——
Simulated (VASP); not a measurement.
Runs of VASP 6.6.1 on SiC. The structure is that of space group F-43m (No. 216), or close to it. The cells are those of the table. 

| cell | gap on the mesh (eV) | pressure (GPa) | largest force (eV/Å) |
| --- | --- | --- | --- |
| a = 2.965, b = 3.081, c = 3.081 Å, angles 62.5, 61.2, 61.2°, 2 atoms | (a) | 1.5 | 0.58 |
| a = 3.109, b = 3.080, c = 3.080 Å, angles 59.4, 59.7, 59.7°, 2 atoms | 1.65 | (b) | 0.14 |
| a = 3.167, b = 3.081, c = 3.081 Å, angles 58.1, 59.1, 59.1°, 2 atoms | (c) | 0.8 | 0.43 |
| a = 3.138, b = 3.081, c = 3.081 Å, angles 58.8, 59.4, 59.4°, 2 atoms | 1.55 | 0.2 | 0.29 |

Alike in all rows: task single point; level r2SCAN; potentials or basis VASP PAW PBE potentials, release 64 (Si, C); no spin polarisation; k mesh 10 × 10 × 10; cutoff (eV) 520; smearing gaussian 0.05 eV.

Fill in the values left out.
——

(Brief) From the records above, reproduce exactly the lines from the one with "1.5 | 0.58 |" to the one with "0.8 | 0.43 |", both included, and no others.

(Task response)
| a = 2.965, b = 3.081, c = 3.081 Å, angles 62.5, 61.2, 61.2°, 2 atoms | (a) | 1.5 | 0.58 |
| a = 3.109, b = 3.080, c = 3.080 Å, angles 59.4, 59.7, 59.7°, 2 atoms | 1.65 | (b) | 0.14 |
| a = 3.167, b = 3.081, c = 3.081 Å, angles 58.1, 59.1, 59.1°, 2 atoms | (c) | 0.8 | 0.43 |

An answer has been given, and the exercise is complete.